================

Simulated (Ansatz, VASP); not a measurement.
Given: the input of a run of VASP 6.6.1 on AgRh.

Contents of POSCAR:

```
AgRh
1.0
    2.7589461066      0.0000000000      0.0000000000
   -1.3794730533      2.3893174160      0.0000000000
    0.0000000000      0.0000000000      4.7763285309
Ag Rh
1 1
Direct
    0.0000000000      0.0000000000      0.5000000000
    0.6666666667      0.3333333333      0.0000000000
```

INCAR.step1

================

■ Work task:
Copy every line of the records above exactly.

■ Answer space:
Simulated (Ansatz, VASP); not a measurement.
Given: the input of a run of VASP 6.6.1 on AgRh.

Contents of POSCAR:

```
AgRh
1.0
    2.7589461066      0.0000000000      0.0000000000
   -1.3794730533      2.3893174160      0.0000000000
    0.0000000000      0.0000000000      4.7763285309
Ag Rh
1 1
Direct
    0.0000000000      0.0000000000      0.5000000000
    0.6666666667      0.3333333333      0.0000000000
```

INCAR.step1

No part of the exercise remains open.